Top of Given entries

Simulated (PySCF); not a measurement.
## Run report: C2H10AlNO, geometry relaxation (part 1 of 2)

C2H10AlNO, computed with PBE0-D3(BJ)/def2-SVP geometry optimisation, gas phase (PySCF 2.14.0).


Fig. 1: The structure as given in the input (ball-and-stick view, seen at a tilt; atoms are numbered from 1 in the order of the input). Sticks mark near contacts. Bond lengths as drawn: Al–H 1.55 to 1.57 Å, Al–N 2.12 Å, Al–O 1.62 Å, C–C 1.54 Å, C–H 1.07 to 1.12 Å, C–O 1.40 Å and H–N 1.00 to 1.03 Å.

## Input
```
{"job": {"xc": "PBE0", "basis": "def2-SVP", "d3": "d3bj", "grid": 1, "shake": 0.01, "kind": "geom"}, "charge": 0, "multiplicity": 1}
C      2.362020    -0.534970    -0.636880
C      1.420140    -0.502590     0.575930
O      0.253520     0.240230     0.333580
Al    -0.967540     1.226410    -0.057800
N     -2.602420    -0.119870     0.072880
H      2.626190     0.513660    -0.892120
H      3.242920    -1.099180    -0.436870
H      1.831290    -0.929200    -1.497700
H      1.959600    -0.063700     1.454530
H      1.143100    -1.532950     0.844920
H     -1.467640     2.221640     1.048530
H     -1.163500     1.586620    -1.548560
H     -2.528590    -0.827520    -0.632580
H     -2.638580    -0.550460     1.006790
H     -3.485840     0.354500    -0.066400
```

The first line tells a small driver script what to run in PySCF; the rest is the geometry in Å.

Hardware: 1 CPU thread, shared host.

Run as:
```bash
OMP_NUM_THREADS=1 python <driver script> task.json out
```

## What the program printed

Bottom of Given entries

Exercise: Everything from the first line of the data through the line containing "C2H10AlNO, computed with" should be echoed exactly. Add nothing.

Answer area:
Simulated (PySCF); not a measurement.
## Run report: C2H10AlNO, geometry relaxation (part 1 of 2)

C2H10AlNO, computed with PBE0-D3(BJ)/def2-SVP geometry optimisation, gas phase (PySCF 2.14.0).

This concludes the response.